Activity: Word for word, restate each entry in the listing below.

Extracted entries:
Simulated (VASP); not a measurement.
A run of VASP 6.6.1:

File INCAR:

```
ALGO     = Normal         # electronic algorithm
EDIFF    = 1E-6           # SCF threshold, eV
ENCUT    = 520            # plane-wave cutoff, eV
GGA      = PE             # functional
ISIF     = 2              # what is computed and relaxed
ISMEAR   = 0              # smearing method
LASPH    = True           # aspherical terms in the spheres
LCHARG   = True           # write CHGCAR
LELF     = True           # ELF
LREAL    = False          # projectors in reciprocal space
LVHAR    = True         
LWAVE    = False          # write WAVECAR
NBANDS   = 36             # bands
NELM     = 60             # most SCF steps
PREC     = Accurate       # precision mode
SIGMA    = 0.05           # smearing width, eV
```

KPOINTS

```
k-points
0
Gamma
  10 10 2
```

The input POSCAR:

Worked solution:
Simulated (VASP); not a measurement.
A run of VASP 6.6.1:

File INCAR:

```
ALGO     = Normal         # electronic algorithm
EDIFF    = 1E-6           # SCF threshold, eV
ENCUT    = 520            # plane-wave cutoff, eV
GGA      = PE             # functional
ISIF     = 2              # what is computed and relaxed
ISMEAR   = 0              # smearing method
LASPH    = True           # aspherical terms in the spheres
LCHARG   = True           # write CHGCAR
LELF     = True           # ELF
LREAL    = False          # projectors in reciprocal space
LVHAR    = True         
LWAVE    = False          # write WAVECAR
NBANDS   = 36             # bands
NELM     = 60             # most SCF steps
PREC     = Accurate       # precision mode
SIGMA    = 0.05           # smearing width, eV
```

KPOINTS

```
k-points
0
Gamma
  10 10 2
```

The input POSCAR:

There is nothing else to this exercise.